**DATASET**
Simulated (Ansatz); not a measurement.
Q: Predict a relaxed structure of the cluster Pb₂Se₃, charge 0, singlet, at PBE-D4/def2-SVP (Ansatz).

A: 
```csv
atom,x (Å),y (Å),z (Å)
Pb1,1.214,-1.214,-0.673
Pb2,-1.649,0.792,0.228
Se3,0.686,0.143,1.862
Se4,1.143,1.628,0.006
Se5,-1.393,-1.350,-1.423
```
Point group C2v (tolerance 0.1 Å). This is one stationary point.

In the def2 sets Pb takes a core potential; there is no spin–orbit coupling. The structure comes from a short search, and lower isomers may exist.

**ASSIGNMENT**
Set down again, word for word, the stretch of records from the line with "Q: Predict a" to the line with "Point group C2v", both of those lines included.

**ANSWER SECTION**
Q: Predict a relaxed structure of the cluster Pb₂Se₃, charge 0, singlet, at PBE-D4/def2-SVP (Ansatz).

A: 
```csv
atom,x (Å),y (Å),z (Å)
Pb1,1.214,-1.214,-0.673
Pb2,-1.649,0.792,0.228
Se3,0.686,0.143,1.862
Se4,1.143,1.628,0.006
Se5,-1.393,-1.350,-1.423
```
Point group C2v (tolerance 0.1 Å). This is one stationary point.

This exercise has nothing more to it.